Every entry should be returned exactly. Omit none of them.

■ ■ ■ ■ ■
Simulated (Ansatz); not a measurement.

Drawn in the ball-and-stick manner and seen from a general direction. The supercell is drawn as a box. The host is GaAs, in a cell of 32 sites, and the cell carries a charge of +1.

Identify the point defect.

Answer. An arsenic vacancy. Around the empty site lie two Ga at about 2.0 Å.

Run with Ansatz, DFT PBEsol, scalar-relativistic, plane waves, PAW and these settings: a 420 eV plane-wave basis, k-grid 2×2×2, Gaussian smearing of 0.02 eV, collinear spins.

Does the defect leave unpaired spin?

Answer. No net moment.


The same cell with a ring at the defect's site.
■ ■ ■ ■ ■

▶ Written solution:
Simulated (Ansatz); not a measurement.

Drawn in the ball-and-stick manner and seen from a general direction. The supercell is drawn as a box. The host is GaAs, in a cell of 32 sites, and the cell carries a charge of +1.

Identify the point defect.

Answer. An arsenic vacancy. Around the empty site lie two Ga at about 2.0 Å.

Run with Ansatz, DFT PBEsol, scalar-relativistic, plane waves, PAW and these settings: a 420 eV plane-wave basis, k-grid 2×2×2, Gaussian smearing of 0.02 eV, collinear spins.

Does the defect leave unpaired spin?

Answer. No net moment.


The same cell with a ring at the defect's site.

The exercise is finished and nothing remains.